→ **Work order**:
Each line of the material, from the first through the one containing "The runs use", is to be written out exactly.

*** Opening of Data excerpts ***

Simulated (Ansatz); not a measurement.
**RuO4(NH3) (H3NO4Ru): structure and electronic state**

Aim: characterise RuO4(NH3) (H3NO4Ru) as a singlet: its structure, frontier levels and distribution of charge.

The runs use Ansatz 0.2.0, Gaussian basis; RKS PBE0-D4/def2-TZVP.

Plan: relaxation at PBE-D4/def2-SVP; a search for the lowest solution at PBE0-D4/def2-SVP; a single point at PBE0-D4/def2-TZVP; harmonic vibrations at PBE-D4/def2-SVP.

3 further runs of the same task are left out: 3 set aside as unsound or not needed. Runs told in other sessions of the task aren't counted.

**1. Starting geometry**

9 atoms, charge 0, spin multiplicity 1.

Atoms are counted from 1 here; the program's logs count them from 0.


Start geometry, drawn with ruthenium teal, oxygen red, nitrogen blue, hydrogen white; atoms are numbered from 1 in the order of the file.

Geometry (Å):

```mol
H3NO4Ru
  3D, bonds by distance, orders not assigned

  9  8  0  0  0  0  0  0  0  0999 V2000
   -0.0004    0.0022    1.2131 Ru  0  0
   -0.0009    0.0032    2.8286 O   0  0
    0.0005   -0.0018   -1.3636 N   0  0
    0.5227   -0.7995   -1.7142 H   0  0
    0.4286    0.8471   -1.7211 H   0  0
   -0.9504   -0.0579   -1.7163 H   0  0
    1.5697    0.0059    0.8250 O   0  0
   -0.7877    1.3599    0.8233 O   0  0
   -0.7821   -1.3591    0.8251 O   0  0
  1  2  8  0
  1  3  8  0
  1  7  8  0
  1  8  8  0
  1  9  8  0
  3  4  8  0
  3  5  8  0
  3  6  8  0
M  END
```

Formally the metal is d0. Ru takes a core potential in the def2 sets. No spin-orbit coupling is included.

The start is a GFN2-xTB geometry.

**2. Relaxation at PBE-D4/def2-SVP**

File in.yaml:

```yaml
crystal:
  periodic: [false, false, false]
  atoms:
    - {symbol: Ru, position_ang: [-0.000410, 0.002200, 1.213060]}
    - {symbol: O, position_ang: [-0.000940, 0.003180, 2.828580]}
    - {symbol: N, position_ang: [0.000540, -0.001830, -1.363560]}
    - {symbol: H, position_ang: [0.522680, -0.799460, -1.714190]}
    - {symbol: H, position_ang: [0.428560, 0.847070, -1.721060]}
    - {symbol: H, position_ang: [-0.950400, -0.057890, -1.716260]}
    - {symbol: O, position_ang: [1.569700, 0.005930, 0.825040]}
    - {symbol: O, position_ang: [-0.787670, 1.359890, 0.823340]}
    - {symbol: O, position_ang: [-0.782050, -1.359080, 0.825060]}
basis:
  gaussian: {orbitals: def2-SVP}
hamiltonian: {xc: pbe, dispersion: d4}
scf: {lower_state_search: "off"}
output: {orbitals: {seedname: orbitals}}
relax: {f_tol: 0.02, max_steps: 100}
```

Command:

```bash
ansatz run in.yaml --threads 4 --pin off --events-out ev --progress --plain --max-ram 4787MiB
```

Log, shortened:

*** Close of Data excerpts ***

→ **Result**:
Simulated (Ansatz); not a measurement.
**RuO4(NH3) (H3NO4Ru): structure and electronic state**

Aim: characterise RuO4(NH3) (H3NO4Ru) as a singlet: its structure, frontier levels and distribution of charge.

The runs use Ansatz 0.2.0, Gaussian basis; RKS PBE0-D4/def2-TZVP.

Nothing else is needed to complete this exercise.